Assignment:
The whole listing should be given back without any alteration.

Data supplied:
☆ ☆ ☆

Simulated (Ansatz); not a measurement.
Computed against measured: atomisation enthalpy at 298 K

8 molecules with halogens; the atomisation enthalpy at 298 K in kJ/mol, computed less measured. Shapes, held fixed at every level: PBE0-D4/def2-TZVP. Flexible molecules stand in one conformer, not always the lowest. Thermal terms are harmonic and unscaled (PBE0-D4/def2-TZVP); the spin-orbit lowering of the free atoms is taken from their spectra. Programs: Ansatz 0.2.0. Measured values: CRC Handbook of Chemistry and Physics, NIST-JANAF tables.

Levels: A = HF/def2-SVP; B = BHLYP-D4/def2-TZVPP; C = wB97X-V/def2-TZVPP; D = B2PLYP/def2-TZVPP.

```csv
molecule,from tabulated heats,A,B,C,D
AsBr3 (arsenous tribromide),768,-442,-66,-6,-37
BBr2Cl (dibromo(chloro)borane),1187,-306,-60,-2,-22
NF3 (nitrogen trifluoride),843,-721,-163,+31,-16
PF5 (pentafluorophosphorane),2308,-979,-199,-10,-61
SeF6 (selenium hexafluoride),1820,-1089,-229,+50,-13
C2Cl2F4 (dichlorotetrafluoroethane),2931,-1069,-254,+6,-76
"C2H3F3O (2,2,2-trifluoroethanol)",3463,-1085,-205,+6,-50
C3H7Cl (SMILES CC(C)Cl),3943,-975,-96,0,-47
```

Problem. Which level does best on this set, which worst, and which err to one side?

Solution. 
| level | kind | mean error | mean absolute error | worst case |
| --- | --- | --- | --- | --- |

☆ ☆ ☆

Worked solution:
Simulated (Ansatz); not a measurement.
Computed against measured: atomisation enthalpy at 298 K

8 molecules with halogens; the atomisation enthalpy at 298 K in kJ/mol, computed less measured. Shapes, held fixed at every level: PBE0-D4/def2-TZVP. Flexible molecules stand in one conformer, not always the lowest. Thermal terms are harmonic and unscaled (PBE0-D4/def2-TZVP); the spin-orbit lowering of the free atoms is taken from their spectra. Programs: Ansatz 0.2.0. Measured values: CRC Handbook of Chemistry and Physics, NIST-JANAF tables.

Levels: A = HF/def2-SVP; B = BHLYP-D4/def2-TZVPP; C = wB97X-V/def2-TZVPP; D = B2PLYP/def2-TZVPP.

```csv
molecule,from tabulated heats,A,B,C,D
AsBr3 (arsenous tribromide),768,-442,-66,-6,-37
BBr2Cl (dibromo(chloro)borane),1187,-306,-60,-2,-22
NF3 (nitrogen trifluoride),843,-721,-163,+31,-16
PF5 (pentafluorophosphorane),2308,-979,-199,-10,-61
SeF6 (selenium hexafluoride),1820,-1089,-229,+50,-13
C2Cl2F4 (dichlorotetrafluoroethane),2931,-1069,-254,+6,-76
"C2H3F3O (2,2,2-trifluoroethanol)",3463,-1085,-205,+6,-50
C3H7Cl (SMILES CC(C)Cl),3943,-975,-96,0,-47
```

Problem. Which level does best on this set, which worst, and which err to one side?

Solution. 
| level | kind | mean error | mean absolute error | worst case |
| --- | --- | --- | --- | --- |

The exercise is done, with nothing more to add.